——————————

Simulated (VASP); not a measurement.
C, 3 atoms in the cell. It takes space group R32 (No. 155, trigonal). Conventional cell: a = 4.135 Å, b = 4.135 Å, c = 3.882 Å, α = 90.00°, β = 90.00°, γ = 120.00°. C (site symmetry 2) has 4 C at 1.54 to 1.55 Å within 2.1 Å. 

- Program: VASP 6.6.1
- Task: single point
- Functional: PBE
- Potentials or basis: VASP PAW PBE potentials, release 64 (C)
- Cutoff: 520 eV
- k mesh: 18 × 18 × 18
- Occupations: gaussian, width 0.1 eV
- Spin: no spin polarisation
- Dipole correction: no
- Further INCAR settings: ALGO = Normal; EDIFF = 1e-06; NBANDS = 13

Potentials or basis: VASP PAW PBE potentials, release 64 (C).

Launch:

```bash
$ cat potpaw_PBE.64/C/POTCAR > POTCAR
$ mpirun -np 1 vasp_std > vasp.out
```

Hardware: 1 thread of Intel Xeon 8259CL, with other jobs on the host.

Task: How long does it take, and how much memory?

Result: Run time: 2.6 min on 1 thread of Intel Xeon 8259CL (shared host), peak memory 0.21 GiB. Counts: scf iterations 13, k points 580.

——————————

▶ Brief
Go through the material above and output exactly the lines from the one containing "- Dipole correction: no" through the one containing "Task: How long".

▶ Task solution
- Dipole correction: no
- Further INCAR settings: ALGO = Normal; EDIFF = 1e-06; NBANDS = 13

Potentials or basis: VASP PAW PBE potentials, release 64 (C).

Launch:

```bash
$ cat potpaw_PBE.64/C/POTCAR > POTCAR
$ mpirun -np 1 vasp_std > vasp.out
```

Hardware: 1 thread of Intel Xeon 8259CL, with other jobs on the host.

Task: How long does it take, and how much memory?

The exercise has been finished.